• _Data under study_:
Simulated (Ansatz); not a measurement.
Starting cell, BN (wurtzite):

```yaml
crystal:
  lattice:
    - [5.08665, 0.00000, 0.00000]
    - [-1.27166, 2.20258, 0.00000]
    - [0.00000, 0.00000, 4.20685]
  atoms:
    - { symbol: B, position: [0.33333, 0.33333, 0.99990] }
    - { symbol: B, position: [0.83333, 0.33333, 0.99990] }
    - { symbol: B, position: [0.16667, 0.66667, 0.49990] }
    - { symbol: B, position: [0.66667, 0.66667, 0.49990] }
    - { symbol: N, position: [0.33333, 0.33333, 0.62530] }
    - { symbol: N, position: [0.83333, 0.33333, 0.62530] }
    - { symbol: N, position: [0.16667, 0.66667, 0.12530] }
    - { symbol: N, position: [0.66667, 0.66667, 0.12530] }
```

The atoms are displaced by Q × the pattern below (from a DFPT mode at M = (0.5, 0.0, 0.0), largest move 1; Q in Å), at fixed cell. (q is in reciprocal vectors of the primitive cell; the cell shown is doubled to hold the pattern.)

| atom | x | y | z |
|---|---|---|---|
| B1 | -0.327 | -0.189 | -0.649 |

• _Assigned task_: Would you please copy, word for word, everything above from the line containing "The atoms are" down to the line containing "atom | x | y | z |", those two lines included?

• _Worked solution_:
The atoms are displaced by Q × the pattern below (from a DFPT mode at M = (0.5, 0.0, 0.0), largest move 1; Q in Å), at fixed cell. (q is in reciprocal vectors of the primitive cell; the cell shown is doubled to hold the pattern.)

| atom | x | y | z |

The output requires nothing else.